In your answer, give each entry again exactly as it appears.

**Provided data:**

************

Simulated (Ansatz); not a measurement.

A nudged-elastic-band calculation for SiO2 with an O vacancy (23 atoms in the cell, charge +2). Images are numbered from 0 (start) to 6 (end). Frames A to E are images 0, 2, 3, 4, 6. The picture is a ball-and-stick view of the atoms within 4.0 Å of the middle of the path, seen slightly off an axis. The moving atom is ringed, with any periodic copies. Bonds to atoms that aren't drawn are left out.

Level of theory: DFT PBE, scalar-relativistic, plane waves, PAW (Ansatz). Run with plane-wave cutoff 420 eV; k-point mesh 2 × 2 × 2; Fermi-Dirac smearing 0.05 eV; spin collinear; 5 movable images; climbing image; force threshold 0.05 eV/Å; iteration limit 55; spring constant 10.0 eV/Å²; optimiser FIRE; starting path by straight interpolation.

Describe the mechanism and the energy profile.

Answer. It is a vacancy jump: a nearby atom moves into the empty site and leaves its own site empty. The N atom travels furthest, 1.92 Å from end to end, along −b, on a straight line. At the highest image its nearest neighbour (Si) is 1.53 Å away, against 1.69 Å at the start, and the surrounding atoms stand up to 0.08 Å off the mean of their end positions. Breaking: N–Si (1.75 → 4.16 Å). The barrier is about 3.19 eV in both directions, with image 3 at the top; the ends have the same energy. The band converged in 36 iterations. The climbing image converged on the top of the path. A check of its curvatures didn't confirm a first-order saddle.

************

**Response area:**
Simulated (Ansatz); not a measurement.

A nudged-elastic-band calculation for SiO2 with an O vacancy (23 atoms in the cell, charge +2). Images are numbered from 0 (start) to 6 (end). Frames A to E are images 0, 2, 3, 4, 6. The picture is a ball-and-stick view of the atoms within 4.0 Å of the middle of the path, seen slightly off an axis. The moving atom is ringed, with any periodic copies. Bonds to atoms that aren't drawn are left out.

Level of theory: DFT PBE, scalar-relativistic, plane waves, PAW (Ansatz). Run with plane-wave cutoff 420 eV; k-point mesh 2 × 2 × 2; Fermi-Dirac smearing 0.05 eV; spin collinear; 5 movable images; climbing image; force threshold 0.05 eV/Å; iteration limit 55; spring constant 10.0 eV/Å²; optimiser FIRE; starting path by straight interpolation.

Describe the mechanism and the energy profile.

Answer. It is a vacancy jump: a nearby atom moves into the empty site and leaves its own site empty. The N atom travels furthest, 1.92 Å from end to end, along −b, on a straight line. At the highest image its nearest neighbour (Si) is 1.53 Å away, against 1.69 Å at the start, and the surrounding atoms stand up to 0.08 Å off the mean of their end positions. Breaking: N–Si (1.75 → 4.16 Å). The barrier is about 3.19 eV in both directions, with image 3 at the top; the ends have the same energy. The band converged in 36 iterations. The climbing image converged on the top of the path. A check of its curvatures didn't confirm a first-order saddle.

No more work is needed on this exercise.